Data for review:
****************************************
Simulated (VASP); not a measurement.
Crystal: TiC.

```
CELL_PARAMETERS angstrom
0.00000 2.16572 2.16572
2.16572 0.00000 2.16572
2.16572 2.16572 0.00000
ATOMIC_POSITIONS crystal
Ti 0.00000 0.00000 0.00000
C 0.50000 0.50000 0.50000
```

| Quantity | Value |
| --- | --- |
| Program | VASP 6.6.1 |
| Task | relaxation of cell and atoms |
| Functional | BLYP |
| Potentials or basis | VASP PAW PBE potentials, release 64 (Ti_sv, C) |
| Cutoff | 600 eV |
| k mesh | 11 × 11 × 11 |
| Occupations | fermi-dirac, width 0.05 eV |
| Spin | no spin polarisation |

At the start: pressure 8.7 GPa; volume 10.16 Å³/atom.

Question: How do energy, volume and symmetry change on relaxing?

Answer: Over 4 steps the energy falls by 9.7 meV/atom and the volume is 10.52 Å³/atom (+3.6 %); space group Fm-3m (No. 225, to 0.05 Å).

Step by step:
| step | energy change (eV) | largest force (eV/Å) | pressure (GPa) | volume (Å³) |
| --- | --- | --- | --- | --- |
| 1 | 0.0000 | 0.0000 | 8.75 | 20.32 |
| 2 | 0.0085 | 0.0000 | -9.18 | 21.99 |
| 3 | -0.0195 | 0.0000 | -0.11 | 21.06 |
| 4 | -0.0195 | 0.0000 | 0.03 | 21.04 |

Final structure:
****************************************

Exercise: Given the listing above, print all of it word for word.

Written reply:
Simulated (VASP); not a measurement.
Crystal: TiC.

```
CELL_PARAMETERS angstrom
0.00000 2.16572 2.16572
2.16572 0.00000 2.16572
2.16572 2.16572 0.00000
ATOMIC_POSITIONS crystal
Ti 0.00000 0.00000 0.00000
C 0.50000 0.50000 0.50000
```

| Quantity | Value |
| --- | --- |
| Program | VASP 6.6.1 |
| Task | relaxation of cell and atoms |
| Functional | BLYP |
| Potentials or basis | VASP PAW PBE potentials, release 64 (Ti_sv, C) |
| Cutoff | 600 eV |
| k mesh | 11 × 11 × 11 |
| Occupations | fermi-dirac, width 0.05 eV |
| Spin | no spin polarisation |

At the start: pressure 8.7 GPa; volume 10.16 Å³/atom.

Question: How do energy, volume and symmetry change on relaxing?

Answer: Over 4 steps the energy falls by 9.7 meV/atom and the volume is 10.52 Å³/atom (+3.6 %); space group Fm-3m (No. 225, to 0.05 Å).

Step by step:
| step | energy change (eV) | largest force (eV/Å) | pressure (GPa) | volume (Å³) |
| --- | --- | --- | --- | --- |
| 1 | 0.0000 | 0.0000 | 8.75 | 20.32 |
| 2 | 0.0085 | 0.0000 | -9.18 | 21.99 |
| 3 | -0.0195 | 0.0000 | -0.11 | 21.06 |
| 4 | -0.0195 | 0.0000 | 0.03 | 21.04 |

Final structure:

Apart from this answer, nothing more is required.